———

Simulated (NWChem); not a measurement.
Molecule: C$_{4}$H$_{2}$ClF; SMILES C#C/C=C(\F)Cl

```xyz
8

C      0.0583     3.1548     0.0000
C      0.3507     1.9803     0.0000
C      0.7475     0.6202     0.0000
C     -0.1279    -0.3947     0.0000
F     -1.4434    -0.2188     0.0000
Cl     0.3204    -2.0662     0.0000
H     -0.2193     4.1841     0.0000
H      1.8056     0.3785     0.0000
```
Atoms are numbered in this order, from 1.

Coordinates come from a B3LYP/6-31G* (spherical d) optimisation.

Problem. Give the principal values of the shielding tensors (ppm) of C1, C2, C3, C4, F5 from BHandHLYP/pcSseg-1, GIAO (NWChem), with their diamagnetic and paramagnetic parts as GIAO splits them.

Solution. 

———

What is needed is an exact, complete copy of the entries above.

Simulated (NWChem); not a measurement.
Molecule: C$_{4}$H$_{2}$ClF; SMILES C#C/C=C(\F)Cl

```xyz
8

C      0.0583     3.1548     0.0000
C      0.3507     1.9803     0.0000
C      0.7475     0.6202     0.0000
C     -0.1279    -0.3947     0.0000
F     -1.4434    -0.2188     0.0000
Cl     0.3204    -2.0662     0.0000
H     -0.2193     4.1841     0.0000
H      1.8056     0.3785     0.0000
```
Atoms are numbered in this order, from 1.

Coordinates come from a B3LYP/6-31G* (spherical d) optimisation.

Problem. Give the principal values of the shielding tensors (ppm) of C1, C2, C3, C4, F5 from BHandHLYP/pcSseg-1, GIAO (NWChem), with their diamagnetic and paramagnetic parts as GIAO splits them.

Solution. 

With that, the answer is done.